# Information provided:
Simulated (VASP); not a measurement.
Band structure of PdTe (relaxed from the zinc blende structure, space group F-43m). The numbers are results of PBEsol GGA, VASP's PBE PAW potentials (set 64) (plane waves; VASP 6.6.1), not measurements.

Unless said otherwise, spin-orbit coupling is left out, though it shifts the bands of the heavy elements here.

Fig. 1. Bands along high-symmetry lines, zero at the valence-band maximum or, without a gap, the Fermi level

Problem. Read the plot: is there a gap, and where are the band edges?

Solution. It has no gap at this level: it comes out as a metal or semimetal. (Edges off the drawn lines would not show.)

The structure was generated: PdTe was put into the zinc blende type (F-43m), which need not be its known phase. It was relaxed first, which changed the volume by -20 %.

# Exercise:
Look above for the line holding "Problem. Read the", then set down exactly that line and every line after it up to and including the line holding "Solution. It has", with nothing else.

# Exercise output:
Problem. Read the plot: is there a gap, and where are the band edges?

Solution. It has no gap at this level: it comes out as a metal or semimetal. (Edges off the drawn lines would not show.)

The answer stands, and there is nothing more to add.